◆ **RECORDS SUPPLIED**:
☆ ☆ ☆ ☆ ☆ ☆ ☆

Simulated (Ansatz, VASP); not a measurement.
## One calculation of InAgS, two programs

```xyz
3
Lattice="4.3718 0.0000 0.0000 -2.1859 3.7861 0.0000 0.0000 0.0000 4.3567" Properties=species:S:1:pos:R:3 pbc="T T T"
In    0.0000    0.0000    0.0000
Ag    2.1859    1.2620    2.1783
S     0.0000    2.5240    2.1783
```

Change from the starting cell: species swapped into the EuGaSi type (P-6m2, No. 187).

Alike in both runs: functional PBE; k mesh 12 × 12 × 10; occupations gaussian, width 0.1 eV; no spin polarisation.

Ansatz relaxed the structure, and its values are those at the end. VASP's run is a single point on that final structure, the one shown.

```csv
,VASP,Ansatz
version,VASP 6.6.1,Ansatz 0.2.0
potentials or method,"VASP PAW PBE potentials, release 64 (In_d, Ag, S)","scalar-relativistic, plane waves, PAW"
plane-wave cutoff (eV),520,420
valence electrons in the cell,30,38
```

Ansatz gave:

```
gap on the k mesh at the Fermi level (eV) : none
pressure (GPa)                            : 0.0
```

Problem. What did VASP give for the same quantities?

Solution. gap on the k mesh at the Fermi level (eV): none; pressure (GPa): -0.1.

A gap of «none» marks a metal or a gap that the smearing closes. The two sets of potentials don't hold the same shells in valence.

☆ ☆ ☆ ☆ ☆ ☆ ☆

Give the material above again, word for word.

◆ **ANSWER BOX**:
Simulated (Ansatz, VASP); not a measurement.
## One calculation of InAgS, two programs

```xyz
3
Lattice="4.3718 0.0000 0.0000 -2.1859 3.7861 0.0000 0.0000 0.0000 4.3567" Properties=species:S:1:pos:R:3 pbc="T T T"
In    0.0000    0.0000    0.0000
Ag    2.1859    1.2620    2.1783
S     0.0000    2.5240    2.1783
```

Change from the starting cell: species swapped into the EuGaSi type (P-6m2, No. 187).

Alike in both runs: functional PBE; k mesh 12 × 12 × 10; occupations gaussian, width 0.1 eV; no spin polarisation.

Ansatz relaxed the structure, and its values are those at the end. VASP's run is a single point on that final structure, the one shown.

```csv
,VASP,Ansatz
version,VASP 6.6.1,Ansatz 0.2.0
potentials or method,"VASP PAW PBE potentials, release 64 (In_d, Ag, S)","scalar-relativistic, plane waves, PAW"
plane-wave cutoff (eV),520,420
valence electrons in the cell,30,38
```

Ansatz gave:

```
gap on the k mesh at the Fermi level (eV) : none
pressure (GPa)                            : 0.0
```

Problem. What did VASP give for the same quantities?

Solution. gap on the k mesh at the Fermi level (eV): none; pressure (GPa): -0.1.

A gap of «none» marks a metal or a gap that the smearing closes. The two sets of potentials don't hold the same shells in valence.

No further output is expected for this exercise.